DATA FOR REVIEW:
- Opening Delimiter -

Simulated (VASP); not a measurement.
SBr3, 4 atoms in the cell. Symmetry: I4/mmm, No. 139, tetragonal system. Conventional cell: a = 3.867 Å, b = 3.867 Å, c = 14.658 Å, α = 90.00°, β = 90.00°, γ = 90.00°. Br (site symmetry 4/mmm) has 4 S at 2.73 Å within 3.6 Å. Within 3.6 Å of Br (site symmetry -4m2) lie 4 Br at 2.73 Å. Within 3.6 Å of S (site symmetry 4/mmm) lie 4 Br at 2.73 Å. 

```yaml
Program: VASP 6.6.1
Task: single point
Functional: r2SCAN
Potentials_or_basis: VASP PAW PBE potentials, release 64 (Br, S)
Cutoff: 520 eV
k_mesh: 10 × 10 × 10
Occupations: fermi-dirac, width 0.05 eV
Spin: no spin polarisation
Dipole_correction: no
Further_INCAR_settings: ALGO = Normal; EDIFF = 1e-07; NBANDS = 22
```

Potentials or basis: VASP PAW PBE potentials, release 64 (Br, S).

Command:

- Closing Delimiter -

REQUIREMENT: Copy the records word for word.

WRITTEN ANSWER:
Simulated (VASP); not a measurement.
SBr3, 4 atoms in the cell. Symmetry: I4/mmm, No. 139, tetragonal system. Conventional cell: a = 3.867 Å, b = 3.867 Å, c = 14.658 Å, α = 90.00°, β = 90.00°, γ = 90.00°. Br (site symmetry 4/mmm) has 4 S at 2.73 Å within 3.6 Å. Within 3.6 Å of Br (site symmetry -4m2) lie 4 Br at 2.73 Å. Within 3.6 Å of S (site symmetry 4/mmm) lie 4 Br at 2.73 Å. 

```yaml
Program: VASP 6.6.1
Task: single point
Functional: r2SCAN
Potentials_or_basis: VASP PAW PBE potentials, release 64 (Br, S)
Cutoff: 520 eV
k_mesh: 10 × 10 × 10
Occupations: fermi-dirac, width 0.05 eV
Spin: no spin polarisation
Dipole_correction: no
Further_INCAR_settings: ALGO = Normal; EDIFF = 1e-07; NBANDS = 22
```

Potentials or basis: VASP PAW PBE potentials, release 64 (Br, S).

Command:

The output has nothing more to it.